### THE DATA:
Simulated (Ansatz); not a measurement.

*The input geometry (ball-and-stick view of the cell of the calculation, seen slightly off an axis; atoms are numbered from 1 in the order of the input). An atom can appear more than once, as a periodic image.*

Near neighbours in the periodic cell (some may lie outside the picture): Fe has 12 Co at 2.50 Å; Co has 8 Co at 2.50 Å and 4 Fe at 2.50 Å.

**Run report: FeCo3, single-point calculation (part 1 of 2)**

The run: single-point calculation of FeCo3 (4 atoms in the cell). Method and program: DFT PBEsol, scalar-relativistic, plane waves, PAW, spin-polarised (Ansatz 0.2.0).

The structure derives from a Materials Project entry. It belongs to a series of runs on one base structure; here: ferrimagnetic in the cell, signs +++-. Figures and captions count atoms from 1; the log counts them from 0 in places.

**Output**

### ACTION ITEM:
Look above for the line with "The run: single-point" and the line with "The structure derives". Retype those two lines and every line between them exactly, adding nothing.

### REPLY:
The run: single-point calculation of FeCo3 (4 atoms in the cell). Method and program: DFT PBEsol, scalar-relativistic, plane waves, PAW, spin-polarised (Ansatz 0.2.0).

The structure derives from a Materials Project entry. It belongs to a series of runs on one base structure; here: ferrimagnetic in the cell, signs +++-. Figures and captions count atoms from 1; the log counts them from 0 in places.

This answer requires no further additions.